• AVAILABLE DATA:
+ + +
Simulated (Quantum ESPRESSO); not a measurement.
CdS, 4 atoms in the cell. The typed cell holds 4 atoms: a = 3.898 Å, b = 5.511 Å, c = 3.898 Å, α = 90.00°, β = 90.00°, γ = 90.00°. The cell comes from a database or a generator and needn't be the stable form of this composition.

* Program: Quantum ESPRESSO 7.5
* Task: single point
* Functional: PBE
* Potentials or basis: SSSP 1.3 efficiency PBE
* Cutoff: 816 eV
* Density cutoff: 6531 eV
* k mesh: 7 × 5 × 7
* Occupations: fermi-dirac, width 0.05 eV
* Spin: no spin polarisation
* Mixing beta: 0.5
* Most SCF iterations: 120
+ + +

• REQUIREMENT: Go through the records and print each one exactly.

• EXERCISE RESULT:
Simulated (Quantum ESPRESSO); not a measurement.
CdS, 4 atoms in the cell. The typed cell holds 4 atoms: a = 3.898 Å, b = 5.511 Å, c = 3.898 Å, α = 90.00°, β = 90.00°, γ = 90.00°. The cell comes from a database or a generator and needn't be the stable form of this composition.

* Program: Quantum ESPRESSO 7.5
* Task: single point
* Functional: PBE
* Potentials or basis: SSSP 1.3 efficiency PBE
* Cutoff: 816 eV
* Density cutoff: 6531 eV
* k mesh: 7 × 5 × 7
* Occupations: fermi-dirac, width 0.05 eV
* Spin: no spin polarisation
* Mixing beta: 0.5
* Most SCF iterations: 120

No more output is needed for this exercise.